- _EXERCISE DATA_
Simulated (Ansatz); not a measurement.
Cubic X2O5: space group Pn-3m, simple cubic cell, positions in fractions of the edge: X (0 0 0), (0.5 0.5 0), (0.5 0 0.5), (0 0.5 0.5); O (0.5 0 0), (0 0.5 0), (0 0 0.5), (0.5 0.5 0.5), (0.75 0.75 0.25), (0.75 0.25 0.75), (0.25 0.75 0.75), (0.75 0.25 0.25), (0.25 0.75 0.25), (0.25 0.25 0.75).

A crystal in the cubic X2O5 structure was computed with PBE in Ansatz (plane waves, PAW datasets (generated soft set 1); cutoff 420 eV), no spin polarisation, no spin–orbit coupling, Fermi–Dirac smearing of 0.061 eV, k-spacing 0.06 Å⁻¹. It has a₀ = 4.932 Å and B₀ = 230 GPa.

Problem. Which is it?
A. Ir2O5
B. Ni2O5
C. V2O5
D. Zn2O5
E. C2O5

- _ACTION ITEM_
The records above must each be restated exactly as they stand.

- _SOLUTION_
Simulated (Ansatz); not a measurement.
Cubic X2O5: space group Pn-3m, simple cubic cell, positions in fractions of the edge: X (0 0 0), (0.5 0.5 0), (0.5 0 0.5), (0 0.5 0.5); O (0.5 0 0), (0 0.5 0), (0 0 0.5), (0.5 0.5 0.5), (0.75 0.75 0.25), (0.75 0.25 0.75), (0.25 0.75 0.75), (0.75 0.25 0.25), (0.25 0.75 0.25), (0.25 0.25 0.75).

A crystal in the cubic X2O5 structure was computed with PBE in Ansatz (plane waves, PAW datasets (generated soft set 1); cutoff 420 eV), no spin polarisation, no spin–orbit coupling, Fermi–Dirac smearing of 0.061 eV, k-spacing 0.06 Å⁻¹. It has a₀ = 4.932 Å and B₀ = 230 GPa.

Problem. Which is it?
A. Ir2O5
B. Ni2O5
C. V2O5
D. Zn2O5
E. C2O5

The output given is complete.